ACTION ITEM:
Each entry must be returned exactly. None may be omitted.

SOURCE INFORMATION:
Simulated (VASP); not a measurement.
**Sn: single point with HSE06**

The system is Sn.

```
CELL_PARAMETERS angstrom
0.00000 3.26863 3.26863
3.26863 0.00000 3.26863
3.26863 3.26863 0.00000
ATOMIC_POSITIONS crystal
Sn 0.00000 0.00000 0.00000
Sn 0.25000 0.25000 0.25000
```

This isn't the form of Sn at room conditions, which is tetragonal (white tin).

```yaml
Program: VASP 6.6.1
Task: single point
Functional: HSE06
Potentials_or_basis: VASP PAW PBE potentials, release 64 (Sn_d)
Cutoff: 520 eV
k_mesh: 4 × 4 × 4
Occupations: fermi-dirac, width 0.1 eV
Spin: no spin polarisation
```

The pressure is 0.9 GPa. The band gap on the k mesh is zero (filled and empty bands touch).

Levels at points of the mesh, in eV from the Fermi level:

TASK ANSWER:
Simulated (VASP); not a measurement.
**Sn: single point with HSE06**

The system is Sn.

```
CELL_PARAMETERS angstrom
0.00000 3.26863 3.26863
3.26863 0.00000 3.26863
3.26863 3.26863 0.00000
ATOMIC_POSITIONS crystal
Sn 0.00000 0.00000 0.00000
Sn 0.25000 0.25000 0.25000
```

This isn't the form of Sn at room conditions, which is tetragonal (white tin).

```yaml
Program: VASP 6.6.1
Task: single point
Functional: HSE06
Potentials_or_basis: VASP PAW PBE potentials, release 64 (Sn_d)
Cutoff: 520 eV
k_mesh: 4 × 4 × 4
Occupations: fermi-dirac, width 0.1 eV
Spin: no spin polarisation
```

The pressure is 0.9 GPa. The band gap on the k mesh is zero (filled and empty bands touch).

Levels at points of the mesh, in eV from the Fermi level:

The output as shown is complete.